▸ Recorded information
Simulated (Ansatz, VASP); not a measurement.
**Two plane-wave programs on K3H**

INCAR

▸ Activity
Print out the complete data above, character for character.

▸ Task solution
Simulated (Ansatz, VASP); not a measurement.
**Two plane-wave programs on K3H**

INCAR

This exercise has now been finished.